→ Data provided
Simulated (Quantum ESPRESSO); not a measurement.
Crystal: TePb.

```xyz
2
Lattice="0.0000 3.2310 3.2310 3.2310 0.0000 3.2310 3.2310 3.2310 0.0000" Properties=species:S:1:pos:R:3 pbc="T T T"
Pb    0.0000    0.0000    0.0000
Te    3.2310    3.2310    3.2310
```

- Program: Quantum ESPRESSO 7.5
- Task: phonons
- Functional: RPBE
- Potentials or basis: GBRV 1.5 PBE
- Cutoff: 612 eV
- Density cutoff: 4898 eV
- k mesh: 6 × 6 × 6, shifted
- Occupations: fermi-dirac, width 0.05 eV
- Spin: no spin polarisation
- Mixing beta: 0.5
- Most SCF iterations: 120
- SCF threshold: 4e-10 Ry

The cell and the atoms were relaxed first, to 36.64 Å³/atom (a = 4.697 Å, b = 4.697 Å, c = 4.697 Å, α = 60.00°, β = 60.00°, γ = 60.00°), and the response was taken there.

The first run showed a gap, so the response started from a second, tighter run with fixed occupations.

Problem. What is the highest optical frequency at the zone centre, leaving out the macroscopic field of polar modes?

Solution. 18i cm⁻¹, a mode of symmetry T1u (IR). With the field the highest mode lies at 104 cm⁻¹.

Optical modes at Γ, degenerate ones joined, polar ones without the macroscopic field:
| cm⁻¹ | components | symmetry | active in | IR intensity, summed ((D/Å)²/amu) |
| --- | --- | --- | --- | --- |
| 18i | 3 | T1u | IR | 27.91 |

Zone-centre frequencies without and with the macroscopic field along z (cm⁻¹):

→ Brief
Return the whole listing as it stands. Nothing may be altered.

→ Answer box
Simulated (Quantum ESPRESSO); not a measurement.
Crystal: TePb.

```xyz
2
Lattice="0.0000 3.2310 3.2310 3.2310 0.0000 3.2310 3.2310 3.2310 0.0000" Properties=species:S:1:pos:R:3 pbc="T T T"
Pb    0.0000    0.0000    0.0000
Te    3.2310    3.2310    3.2310
```

- Program: Quantum ESPRESSO 7.5
- Task: phonons
- Functional: RPBE
- Potentials or basis: GBRV 1.5 PBE
- Cutoff: 612 eV
- Density cutoff: 4898 eV
- k mesh: 6 × 6 × 6, shifted
- Occupations: fermi-dirac, width 0.05 eV
- Spin: no spin polarisation
- Mixing beta: 0.5
- Most SCF iterations: 120
- SCF threshold: 4e-10 Ry

The cell and the atoms were relaxed first, to 36.64 Å³/atom (a = 4.697 Å, b = 4.697 Å, c = 4.697 Å, α = 60.00°, β = 60.00°, γ = 60.00°), and the response was taken there.

The first run showed a gap, so the response started from a second, tighter run with fixed occupations.

Problem. What is the highest optical frequency at the zone centre, leaving out the macroscopic field of polar modes?

Solution. 18i cm⁻¹, a mode of symmetry T1u (IR). With the field the highest mode lies at 104 cm⁻¹.

Optical modes at Γ, degenerate ones joined, polar ones without the macroscopic field:
| cm⁻¹ | components | symmetry | active in | IR intensity, summed ((D/Å)²/amu) |
| --- | --- | --- | --- | --- |
| 18i | 3 | T1u | IR | 27.91 |

Zone-centre frequencies without and with the macroscopic field along z (cm⁻¹):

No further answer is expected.